* _Work order_
Answer with the exact lines of the following material from the one containing "Structure used (PBE0-D3(BJ)/def2-SVP), in" through the one containing "The lowest roots", both end lines included.

• • • •

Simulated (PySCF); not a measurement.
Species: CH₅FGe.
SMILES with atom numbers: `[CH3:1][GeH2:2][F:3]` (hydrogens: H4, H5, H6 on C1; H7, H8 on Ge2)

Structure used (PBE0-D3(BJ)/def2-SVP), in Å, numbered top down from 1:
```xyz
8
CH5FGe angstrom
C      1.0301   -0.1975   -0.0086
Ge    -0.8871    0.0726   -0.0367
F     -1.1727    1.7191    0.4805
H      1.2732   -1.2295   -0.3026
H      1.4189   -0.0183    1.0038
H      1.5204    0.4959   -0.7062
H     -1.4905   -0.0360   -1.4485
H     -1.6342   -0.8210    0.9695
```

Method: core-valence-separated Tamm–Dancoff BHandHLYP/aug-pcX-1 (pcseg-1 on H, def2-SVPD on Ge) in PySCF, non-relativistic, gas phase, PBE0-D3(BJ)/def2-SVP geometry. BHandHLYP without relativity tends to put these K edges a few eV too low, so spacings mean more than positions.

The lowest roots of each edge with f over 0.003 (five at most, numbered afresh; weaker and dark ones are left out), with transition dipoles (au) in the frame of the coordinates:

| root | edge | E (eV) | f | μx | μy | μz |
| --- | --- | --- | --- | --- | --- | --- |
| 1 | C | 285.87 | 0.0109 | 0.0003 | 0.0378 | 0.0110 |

• • • •

* _Answer area_
Structure used (PBE0-D3(BJ)/def2-SVP), in Å, numbered top down from 1:
```xyz
8
CH5FGe angstrom
C      1.0301   -0.1975   -0.0086
Ge    -0.8871    0.0726   -0.0367
F     -1.1727    1.7191    0.4805
H      1.2732   -1.2295   -0.3026
H      1.4189   -0.0183    1.0038
H      1.5204    0.4959   -0.7062
H     -1.4905   -0.0360   -1.4485
H     -1.6342   -0.8210    0.9695
```

Method: core-valence-separated Tamm–Dancoff BHandHLYP/aug-pcX-1 (pcseg-1 on H, def2-SVPD on Ge) in PySCF, non-relativistic, gas phase, PBE0-D3(BJ)/def2-SVP geometry. BHandHLYP without relativity tends to put these K edges a few eV too low, so spacings mean more than positions.

The lowest roots of each edge with f over 0.003 (five at most, numbered afresh; weaker and dark ones are left out), with transition dipoles (au) in the frame of the coordinates:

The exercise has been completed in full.